• • •

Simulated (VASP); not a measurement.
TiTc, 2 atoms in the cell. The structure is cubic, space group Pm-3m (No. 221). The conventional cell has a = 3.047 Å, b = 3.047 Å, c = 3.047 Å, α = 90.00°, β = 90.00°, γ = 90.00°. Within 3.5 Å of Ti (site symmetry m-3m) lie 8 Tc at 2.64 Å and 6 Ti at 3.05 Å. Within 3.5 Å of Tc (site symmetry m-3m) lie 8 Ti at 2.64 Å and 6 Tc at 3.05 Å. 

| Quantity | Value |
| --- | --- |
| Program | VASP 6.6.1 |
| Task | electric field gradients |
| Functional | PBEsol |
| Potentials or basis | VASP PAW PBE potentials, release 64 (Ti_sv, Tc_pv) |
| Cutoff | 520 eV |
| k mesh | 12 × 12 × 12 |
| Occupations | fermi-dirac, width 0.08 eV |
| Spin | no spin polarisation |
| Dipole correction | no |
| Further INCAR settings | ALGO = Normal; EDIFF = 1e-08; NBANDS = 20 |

• • •

**REQUIRED ACTION**
All of the data must be written out again, exactly as it stands.

**EXPECTED ANSWER**
Simulated (VASP); not a measurement.
TiTc, 2 atoms in the cell. The structure is cubic, space group Pm-3m (No. 221). The conventional cell has a = 3.047 Å, b = 3.047 Å, c = 3.047 Å, α = 90.00°, β = 90.00°, γ = 90.00°. Within 3.5 Å of Ti (site symmetry m-3m) lie 8 Tc at 2.64 Å and 6 Ti at 3.05 Å. Within 3.5 Å of Tc (site symmetry m-3m) lie 8 Ti at 2.64 Å and 6 Tc at 3.05 Å. 

| Quantity | Value |
| --- | --- |
| Program | VASP 6.6.1 |
| Task | electric field gradients |
| Functional | PBEsol |
| Potentials or basis | VASP PAW PBE potentials, release 64 (Ti_sv, Tc_pv) |
| Cutoff | 520 eV |
| k mesh | 12 × 12 × 12 |
| Occupations | fermi-dirac, width 0.08 eV |
| Spin | no spin polarisation |
| Dipole correction | no |
| Further INCAR settings | ALGO = Normal; EDIFF = 1e-08; NBANDS = 20 |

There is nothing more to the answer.